● **DATASET RECORDS**:
- - -

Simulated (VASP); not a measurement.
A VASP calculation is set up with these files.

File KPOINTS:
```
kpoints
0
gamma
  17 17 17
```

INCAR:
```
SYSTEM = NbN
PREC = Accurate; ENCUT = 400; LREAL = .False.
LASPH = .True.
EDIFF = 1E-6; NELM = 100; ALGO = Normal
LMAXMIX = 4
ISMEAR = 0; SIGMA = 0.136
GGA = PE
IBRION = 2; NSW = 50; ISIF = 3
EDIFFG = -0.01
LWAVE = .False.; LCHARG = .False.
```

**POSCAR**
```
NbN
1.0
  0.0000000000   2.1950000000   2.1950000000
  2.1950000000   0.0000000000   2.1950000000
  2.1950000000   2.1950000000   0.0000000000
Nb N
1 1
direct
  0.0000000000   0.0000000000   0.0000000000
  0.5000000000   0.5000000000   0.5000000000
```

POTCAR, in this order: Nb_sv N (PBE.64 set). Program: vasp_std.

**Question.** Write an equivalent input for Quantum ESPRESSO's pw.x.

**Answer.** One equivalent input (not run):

- - -

● **WORK ORDER**: Each line in the material above should be repeated exactly.

● **ANSWER SPACE**:
Simulated (VASP); not a measurement.
A VASP calculation is set up with these files.

File KPOINTS:
```
kpoints
0
gamma
  17 17 17
```

INCAR:
```
SYSTEM = NbN
PREC = Accurate; ENCUT = 400; LREAL = .False.
LASPH = .True.
EDIFF = 1E-6; NELM = 100; ALGO = Normal
LMAXMIX = 4
ISMEAR = 0; SIGMA = 0.136
GGA = PE
IBRION = 2; NSW = 50; ISIF = 3
EDIFFG = -0.01
LWAVE = .False.; LCHARG = .False.
```

**POSCAR**
```
NbN
1.0
  0.0000000000   2.1950000000   2.1950000000
  2.1950000000   0.0000000000   2.1950000000
  2.1950000000   2.1950000000   0.0000000000
Nb N
1 1
direct
  0.0000000000   0.0000000000   0.0000000000
  0.5000000000   0.5000000000   0.5000000000
```

POTCAR, in this order: Nb_sv N (PBE.64 set). Program: vasp_std.

**Question.** Write an equivalent input for Quantum ESPRESSO's pw.x.

**Answer.** One equivalent input (not run):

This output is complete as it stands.